Information given >>
=== Section Start ===

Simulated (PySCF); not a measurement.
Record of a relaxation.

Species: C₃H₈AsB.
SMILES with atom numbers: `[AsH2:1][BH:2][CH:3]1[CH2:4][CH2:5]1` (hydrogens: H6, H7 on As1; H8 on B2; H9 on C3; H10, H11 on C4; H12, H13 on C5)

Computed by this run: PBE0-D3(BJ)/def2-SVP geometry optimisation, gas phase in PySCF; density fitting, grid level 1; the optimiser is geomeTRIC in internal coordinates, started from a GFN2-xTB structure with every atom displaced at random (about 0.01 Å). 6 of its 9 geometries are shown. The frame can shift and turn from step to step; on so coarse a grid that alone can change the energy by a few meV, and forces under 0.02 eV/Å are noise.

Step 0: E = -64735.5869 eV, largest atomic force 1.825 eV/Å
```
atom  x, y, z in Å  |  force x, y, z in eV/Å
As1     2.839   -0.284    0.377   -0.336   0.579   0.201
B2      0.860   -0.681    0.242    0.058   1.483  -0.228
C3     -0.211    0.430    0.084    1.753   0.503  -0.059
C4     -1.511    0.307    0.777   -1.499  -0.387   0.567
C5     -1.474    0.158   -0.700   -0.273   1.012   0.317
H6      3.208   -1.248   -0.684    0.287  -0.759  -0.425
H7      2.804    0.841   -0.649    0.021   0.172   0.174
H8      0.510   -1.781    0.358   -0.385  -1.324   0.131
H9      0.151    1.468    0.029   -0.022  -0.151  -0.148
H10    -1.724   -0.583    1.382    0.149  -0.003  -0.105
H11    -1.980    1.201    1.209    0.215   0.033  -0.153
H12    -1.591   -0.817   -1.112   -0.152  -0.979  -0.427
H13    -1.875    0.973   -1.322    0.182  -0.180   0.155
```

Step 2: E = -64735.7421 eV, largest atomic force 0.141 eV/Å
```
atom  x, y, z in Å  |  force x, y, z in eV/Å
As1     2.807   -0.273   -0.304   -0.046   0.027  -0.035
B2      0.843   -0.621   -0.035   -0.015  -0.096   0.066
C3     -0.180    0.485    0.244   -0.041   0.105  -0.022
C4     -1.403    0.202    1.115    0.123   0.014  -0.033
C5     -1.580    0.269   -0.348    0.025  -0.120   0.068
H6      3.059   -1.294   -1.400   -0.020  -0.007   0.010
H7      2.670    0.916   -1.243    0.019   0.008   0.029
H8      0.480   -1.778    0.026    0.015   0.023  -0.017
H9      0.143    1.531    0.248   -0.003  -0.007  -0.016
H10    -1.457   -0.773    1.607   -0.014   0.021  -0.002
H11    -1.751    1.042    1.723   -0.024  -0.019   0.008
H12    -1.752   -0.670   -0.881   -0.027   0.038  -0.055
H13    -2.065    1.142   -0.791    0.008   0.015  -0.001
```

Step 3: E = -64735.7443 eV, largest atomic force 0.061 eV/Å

=== Section End ===

Exercise >>
Transcribe the lines from the first line of the records through the line that contains "SMILES with atom", both included, and add nothing else.

Expected answer >>
Simulated (PySCF); not a measurement.
Record of a relaxation.

Species: C₃H₈AsB.
SMILES with atom numbers: `[AsH2:1][BH:2][CH:3]1[CH2:4][CH2:5]1` (hydrogens: H6, H7 on As1; H8 on B2; H9 on C3; H10, H11 on C4; H12, H13 on C5)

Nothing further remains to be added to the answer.